** Opening Data shown block **
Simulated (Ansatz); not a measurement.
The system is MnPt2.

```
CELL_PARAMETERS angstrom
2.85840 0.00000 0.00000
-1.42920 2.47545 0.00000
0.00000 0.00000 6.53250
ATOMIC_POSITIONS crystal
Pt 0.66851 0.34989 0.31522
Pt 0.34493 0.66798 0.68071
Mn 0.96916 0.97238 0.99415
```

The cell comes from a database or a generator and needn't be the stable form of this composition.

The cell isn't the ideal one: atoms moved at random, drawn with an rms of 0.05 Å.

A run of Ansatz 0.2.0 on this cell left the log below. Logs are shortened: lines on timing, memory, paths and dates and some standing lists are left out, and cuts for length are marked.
** Closing Data shown block **

In the entries above, the lines between the one holding "The system is MnPt2." and the one holding "The cell isn't", inclusive, are to be printed exactly as written, and those alone.

Exercise solution:
The system is MnPt2.

```
CELL_PARAMETERS angstrom
2.85840 0.00000 0.00000
-1.42920 2.47545 0.00000
0.00000 0.00000 6.53250
ATOMIC_POSITIONS crystal
Pt 0.66851 0.34989 0.31522
Pt 0.34493 0.66798 0.68071
Mn 0.96916 0.97238 0.99415
```

The cell comes from a database or a generator and needn't be the stable form of this composition.

The cell isn't the ideal one: atoms moved at random, drawn with an rms of 0.05 Å.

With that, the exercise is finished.